• _Activity_: Search the listing below for the line containing "Alike in both". From there through the line containing "VASP | Ansatz |", transcribe every line exactly, both ends included.

• _Dataset excerpts_:
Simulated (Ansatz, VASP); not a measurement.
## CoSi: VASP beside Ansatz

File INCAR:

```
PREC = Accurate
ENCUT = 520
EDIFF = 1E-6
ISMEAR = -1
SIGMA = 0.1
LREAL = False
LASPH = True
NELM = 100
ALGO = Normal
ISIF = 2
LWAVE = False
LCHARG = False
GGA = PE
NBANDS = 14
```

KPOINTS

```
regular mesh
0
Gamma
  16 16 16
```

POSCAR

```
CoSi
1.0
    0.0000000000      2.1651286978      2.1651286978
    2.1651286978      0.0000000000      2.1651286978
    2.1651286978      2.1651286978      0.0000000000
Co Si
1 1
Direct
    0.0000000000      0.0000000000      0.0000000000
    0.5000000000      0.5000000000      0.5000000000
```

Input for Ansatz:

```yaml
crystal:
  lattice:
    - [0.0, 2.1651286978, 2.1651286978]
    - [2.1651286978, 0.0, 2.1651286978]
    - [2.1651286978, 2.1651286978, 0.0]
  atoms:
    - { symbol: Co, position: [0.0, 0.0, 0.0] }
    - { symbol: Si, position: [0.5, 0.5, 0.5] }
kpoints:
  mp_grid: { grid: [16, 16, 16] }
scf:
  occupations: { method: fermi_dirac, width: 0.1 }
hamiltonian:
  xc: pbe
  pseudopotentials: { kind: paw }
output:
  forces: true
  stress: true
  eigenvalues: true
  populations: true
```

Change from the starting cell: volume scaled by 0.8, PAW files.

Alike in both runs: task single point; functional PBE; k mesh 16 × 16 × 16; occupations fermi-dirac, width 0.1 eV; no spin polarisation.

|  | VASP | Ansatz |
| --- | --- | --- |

• _Exercise response_:
Alike in both runs: task single point; functional PBE; k mesh 16 × 16 × 16; occupations fermi-dirac, width 0.1 eV; no spin polarisation.

|  | VASP | Ansatz |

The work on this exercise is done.